Reproduce exactly the lines of the material beneath, from the line that contains "# Structure relaxation of Au" to the line that contains "These are results", both included, and no other lines.

## INFORMATION PROVIDED
════════

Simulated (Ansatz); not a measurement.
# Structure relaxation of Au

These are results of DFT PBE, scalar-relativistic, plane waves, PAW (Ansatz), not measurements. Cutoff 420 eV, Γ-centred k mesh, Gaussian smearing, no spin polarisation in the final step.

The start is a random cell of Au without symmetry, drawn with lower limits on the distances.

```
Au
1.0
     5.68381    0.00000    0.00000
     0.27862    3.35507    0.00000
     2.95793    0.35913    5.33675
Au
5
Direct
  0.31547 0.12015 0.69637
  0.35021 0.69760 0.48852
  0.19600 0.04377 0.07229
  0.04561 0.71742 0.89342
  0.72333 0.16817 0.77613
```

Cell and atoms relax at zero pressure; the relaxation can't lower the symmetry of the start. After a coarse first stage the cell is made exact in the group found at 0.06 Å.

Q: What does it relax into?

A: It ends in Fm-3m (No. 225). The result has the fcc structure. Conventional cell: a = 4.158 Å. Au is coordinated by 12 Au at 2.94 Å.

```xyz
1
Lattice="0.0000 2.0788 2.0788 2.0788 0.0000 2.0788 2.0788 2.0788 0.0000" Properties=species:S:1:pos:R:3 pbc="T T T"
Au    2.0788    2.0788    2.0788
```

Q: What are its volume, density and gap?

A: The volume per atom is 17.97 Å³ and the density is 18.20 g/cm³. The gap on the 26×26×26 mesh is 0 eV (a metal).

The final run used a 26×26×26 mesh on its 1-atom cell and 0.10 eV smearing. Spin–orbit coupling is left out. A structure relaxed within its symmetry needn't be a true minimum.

════════

## EXERCISE ANSWER
# Structure relaxation of Au

These are results of DFT PBE, scalar-relativistic, plane waves, PAW (Ansatz), not measurements. Cutoff 420 eV, Γ-centred k mesh, Gaussian smearing, no spin polarisation in the final step.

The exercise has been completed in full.